* Required action *
From the listing below, copy only the lines from the line that contains "3 stationary structures" to the line that contains "Rank them by energy, lowest first.", counting those two lines as part of the copy.

* Provided information *
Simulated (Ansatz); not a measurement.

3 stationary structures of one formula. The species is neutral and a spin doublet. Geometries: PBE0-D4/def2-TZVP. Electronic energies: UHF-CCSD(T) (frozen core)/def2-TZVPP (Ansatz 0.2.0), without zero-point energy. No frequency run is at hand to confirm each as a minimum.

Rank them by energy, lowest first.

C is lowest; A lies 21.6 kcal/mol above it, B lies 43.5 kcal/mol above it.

* Your solution *
3 stationary structures of one formula. The species is neutral and a spin doublet. Geometries: PBE0-D4/def2-TZVP. Electronic energies: UHF-CCSD(T) (frozen core)/def2-TZVPP (Ansatz 0.2.0), without zero-point energy. No frequency run is at hand to confirm each as a minimum.

Rank them by energy, lowest first.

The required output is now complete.